Action item ▸ Exercise in exact copying. Transcribe every entry that follows, word for word.

Data extracts ▸
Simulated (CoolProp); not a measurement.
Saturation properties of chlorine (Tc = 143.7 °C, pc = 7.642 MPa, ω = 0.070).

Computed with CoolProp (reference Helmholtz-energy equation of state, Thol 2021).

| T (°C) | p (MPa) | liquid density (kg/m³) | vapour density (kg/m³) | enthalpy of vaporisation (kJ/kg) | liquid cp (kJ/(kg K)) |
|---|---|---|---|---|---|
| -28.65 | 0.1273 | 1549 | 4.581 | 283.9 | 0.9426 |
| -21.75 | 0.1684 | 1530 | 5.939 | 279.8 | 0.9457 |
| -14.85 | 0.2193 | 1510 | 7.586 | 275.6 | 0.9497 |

Exercise answer ▸
Simulated (CoolProp); not a measurement.
Saturation properties of chlorine (Tc = 143.7 °C, pc = 7.642 MPa, ω = 0.070).

Computed with CoolProp (reference Helmholtz-energy equation of state, Thol 2021).

| T (°C) | p (MPa) | liquid density (kg/m³) | vapour density (kg/m³) | enthalpy of vaporisation (kJ/kg) | liquid cp (kJ/(kg K)) |
|---|---|---|---|---|---|
| -28.65 | 0.1273 | 1549 | 4.581 | 283.9 | 0.9426 |
| -21.75 | 0.1684 | 1530 | 5.939 | 279.8 | 0.9457 |
| -14.85 | 0.2193 | 1510 | 7.586 | 275.6 | 0.9497 |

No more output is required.